• [ASSIGNMENT] Every line from the start of the records below to the line containing "Basis set: def2-QZVP." should be retyped exactly, that line included, and no others.

======== DATASET EXTRACT

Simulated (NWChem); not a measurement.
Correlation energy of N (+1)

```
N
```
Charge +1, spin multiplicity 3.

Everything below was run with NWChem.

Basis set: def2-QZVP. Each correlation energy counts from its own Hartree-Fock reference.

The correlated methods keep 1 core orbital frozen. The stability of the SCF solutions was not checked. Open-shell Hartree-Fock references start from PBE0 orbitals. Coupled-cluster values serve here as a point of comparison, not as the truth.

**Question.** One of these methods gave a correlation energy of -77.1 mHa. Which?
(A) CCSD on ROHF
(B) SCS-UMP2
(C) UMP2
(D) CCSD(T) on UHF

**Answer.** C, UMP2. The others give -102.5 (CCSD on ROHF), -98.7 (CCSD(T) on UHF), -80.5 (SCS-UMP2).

================

• [WRITTEN REPLY]
Simulated (NWChem); not a measurement.
Correlation energy of N (+1)

```
N
```
Charge +1, spin multiplicity 3.

Everything below was run with NWChem.

Basis set: def2-QZVP. Each correlation energy counts from its own Hartree-Fock reference.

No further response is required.